Data shown:

□ □ □ □ □ □ □

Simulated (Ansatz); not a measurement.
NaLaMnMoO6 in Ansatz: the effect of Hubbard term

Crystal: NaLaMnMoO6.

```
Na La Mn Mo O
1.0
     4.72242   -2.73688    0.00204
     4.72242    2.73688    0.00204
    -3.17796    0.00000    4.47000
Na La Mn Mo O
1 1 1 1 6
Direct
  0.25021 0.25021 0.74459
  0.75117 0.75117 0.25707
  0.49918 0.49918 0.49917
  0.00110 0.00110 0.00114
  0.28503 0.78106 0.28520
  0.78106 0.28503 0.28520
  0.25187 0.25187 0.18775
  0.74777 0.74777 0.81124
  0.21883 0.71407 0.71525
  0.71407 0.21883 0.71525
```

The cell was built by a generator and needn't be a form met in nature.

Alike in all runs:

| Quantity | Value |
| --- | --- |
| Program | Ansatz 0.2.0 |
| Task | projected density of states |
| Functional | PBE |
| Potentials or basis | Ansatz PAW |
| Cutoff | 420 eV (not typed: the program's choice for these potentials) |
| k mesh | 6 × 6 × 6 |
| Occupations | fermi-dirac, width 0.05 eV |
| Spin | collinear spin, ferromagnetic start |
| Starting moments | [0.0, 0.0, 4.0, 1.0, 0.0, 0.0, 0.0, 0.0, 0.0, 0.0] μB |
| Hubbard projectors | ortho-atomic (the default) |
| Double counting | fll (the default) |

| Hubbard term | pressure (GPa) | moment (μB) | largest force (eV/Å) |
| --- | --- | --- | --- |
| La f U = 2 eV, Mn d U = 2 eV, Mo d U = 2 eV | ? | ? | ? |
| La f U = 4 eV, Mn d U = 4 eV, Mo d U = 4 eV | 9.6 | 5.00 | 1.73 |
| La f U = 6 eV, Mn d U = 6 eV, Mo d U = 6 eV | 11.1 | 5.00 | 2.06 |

□ □ □ □ □ □ □

The lines from the beginning of the records through the line containing "5.00 | 1.73 |" should be reproduced exactly. Include nothing else.

Simulated (Ansatz); not a measurement.
NaLaMnMoO6 in Ansatz: the effect of Hubbard term

Crystal: NaLaMnMoO6.

```
Na La Mn Mo O
1.0
     4.72242   -2.73688    0.00204
     4.72242    2.73688    0.00204
    -3.17796    0.00000    4.47000
Na La Mn Mo O
1 1 1 1 6
Direct
  0.25021 0.25021 0.74459
  0.75117 0.75117 0.25707
  0.49918 0.49918 0.49917
  0.00110 0.00110 0.00114
  0.28503 0.78106 0.28520
  0.78106 0.28503 0.28520
  0.25187 0.25187 0.18775
  0.74777 0.74777 0.81124
  0.21883 0.71407 0.71525
  0.71407 0.21883 0.71525
```

The cell was built by a generator and needn't be a form met in nature.

Alike in all runs:

| Quantity | Value |
| --- | --- |
| Program | Ansatz 0.2.0 |
| Task | projected density of states |
| Functional | PBE |
| Potentials or basis | Ansatz PAW |
| Cutoff | 420 eV (not typed: the program's choice for these potentials) |
| k mesh | 6 × 6 × 6 |
| Occupations | fermi-dirac, width 0.05 eV |
| Spin | collinear spin, ferromagnetic start |
| Starting moments | [0.0, 0.0, 4.0, 1.0, 0.0, 0.0, 0.0, 0.0, 0.0, 0.0] μB |
| Hubbard projectors | ortho-atomic (the default) |
| Double counting | fll (the default) |

| Hubbard term | pressure (GPa) | moment (μB) | largest force (eV/Å) |
| --- | --- | --- | --- |
| La f U = 2 eV, Mn d U = 2 eV, Mo d U = 2 eV | ? | ? | ? |
| La f U = 4 eV, Mn d U = 4 eV, Mo d U = 4 eV | 9.6 | 5.00 | 1.73 |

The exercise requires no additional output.